□ □ □ □ □ □ □
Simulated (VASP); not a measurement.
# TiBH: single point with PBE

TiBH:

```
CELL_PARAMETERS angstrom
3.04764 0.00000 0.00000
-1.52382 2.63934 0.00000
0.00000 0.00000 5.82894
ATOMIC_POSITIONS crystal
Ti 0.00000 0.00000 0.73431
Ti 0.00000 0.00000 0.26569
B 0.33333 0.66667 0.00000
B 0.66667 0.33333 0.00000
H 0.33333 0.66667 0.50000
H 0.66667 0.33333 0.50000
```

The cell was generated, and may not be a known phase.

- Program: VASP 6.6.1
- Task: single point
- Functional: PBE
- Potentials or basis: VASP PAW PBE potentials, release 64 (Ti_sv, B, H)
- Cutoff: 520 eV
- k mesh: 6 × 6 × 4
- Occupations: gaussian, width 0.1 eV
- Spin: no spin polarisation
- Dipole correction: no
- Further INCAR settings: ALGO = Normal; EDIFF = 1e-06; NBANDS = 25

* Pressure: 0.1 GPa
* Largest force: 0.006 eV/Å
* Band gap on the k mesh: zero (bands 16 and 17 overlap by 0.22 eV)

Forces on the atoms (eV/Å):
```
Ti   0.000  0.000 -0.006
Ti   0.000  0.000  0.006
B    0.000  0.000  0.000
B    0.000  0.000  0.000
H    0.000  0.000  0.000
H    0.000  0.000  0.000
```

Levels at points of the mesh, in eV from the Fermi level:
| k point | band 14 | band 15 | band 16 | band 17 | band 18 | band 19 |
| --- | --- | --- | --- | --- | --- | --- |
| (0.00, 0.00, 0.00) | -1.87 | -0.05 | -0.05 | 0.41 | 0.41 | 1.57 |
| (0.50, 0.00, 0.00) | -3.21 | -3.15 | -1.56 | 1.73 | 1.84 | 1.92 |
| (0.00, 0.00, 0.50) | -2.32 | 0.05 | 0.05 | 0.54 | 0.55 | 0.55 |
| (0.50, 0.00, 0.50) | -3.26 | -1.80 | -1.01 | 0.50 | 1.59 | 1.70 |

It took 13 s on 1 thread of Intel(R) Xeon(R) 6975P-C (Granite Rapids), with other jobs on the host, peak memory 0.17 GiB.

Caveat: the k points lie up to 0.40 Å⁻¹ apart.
□ □ □ □ □ □ □

**WORK TASK**
Return exactly, and only, the lines above starting at the line that contains "- Spin: no spin polarisation" and ending at the line that contains "It took 13 s".

**WRITTEN SOLUTION**
- Spin: no spin polarisation
- Dipole correction: no
- Further INCAR settings: ALGO = Normal; EDIFF = 1e-06; NBANDS = 25

* Pressure: 0.1 GPa
* Largest force: 0.006 eV/Å
* Band gap on the k mesh: zero (bands 16 and 17 overlap by 0.22 eV)

Forces on the atoms (eV/Å):
```
Ti   0.000  0.000 -0.006
Ti   0.000  0.000  0.006
B    0.000  0.000  0.000
B    0.000  0.000  0.000
H    0.000  0.000  0.000
H    0.000  0.000  0.000
```

Levels at points of the mesh, in eV from the Fermi level:
| k point | band 14 | band 15 | band 16 | band 17 | band 18 | band 19 |
| --- | --- | --- | --- | --- | --- | --- |
| (0.00, 0.00, 0.00) | -1.87 | -0.05 | -0.05 | 0.41 | 0.41 | 1.57 |
| (0.50, 0.00, 0.00) | -3.21 | -3.15 | -1.56 | 1.73 | 1.84 | 1.92 |
| (0.00, 0.00, 0.50) | -2.32 | 0.05 | 0.05 | 0.54 | 0.55 | 0.55 |
| (0.50, 0.00, 0.50) | -3.26 | -1.80 | -1.01 | 0.50 | 1.59 | 1.70 |

It took 13 s on 1 thread of Intel(R) Xeon(R) 6975P-C (Granite Rapids), with other jobs on the host, peak memory 0.17 GiB.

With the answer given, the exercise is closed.